Data shown below:

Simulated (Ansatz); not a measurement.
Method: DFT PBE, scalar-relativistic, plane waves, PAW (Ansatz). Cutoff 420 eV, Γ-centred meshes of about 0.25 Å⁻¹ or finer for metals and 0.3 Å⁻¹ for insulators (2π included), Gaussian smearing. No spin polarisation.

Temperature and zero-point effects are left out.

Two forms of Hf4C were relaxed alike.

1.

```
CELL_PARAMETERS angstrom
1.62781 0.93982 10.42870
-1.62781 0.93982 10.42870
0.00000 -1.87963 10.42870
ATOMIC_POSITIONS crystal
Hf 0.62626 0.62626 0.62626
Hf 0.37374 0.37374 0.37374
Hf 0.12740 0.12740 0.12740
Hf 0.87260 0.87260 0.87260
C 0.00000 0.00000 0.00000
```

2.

End of Data shown.

Using the data above, restate word for word the lines from its opening line through the line that contains "Temperature and zero-point", and no more.

Exercise response:
Simulated (Ansatz); not a measurement.
Method: DFT PBE, scalar-relativistic, plane waves, PAW (Ansatz). Cutoff 420 eV, Γ-centred meshes of about 0.25 Å⁻¹ or finer for metals and 0.3 Å⁻¹ for insulators (2π included), Gaussian smearing. No spin polarisation.

Temperature and zero-point effects are left out.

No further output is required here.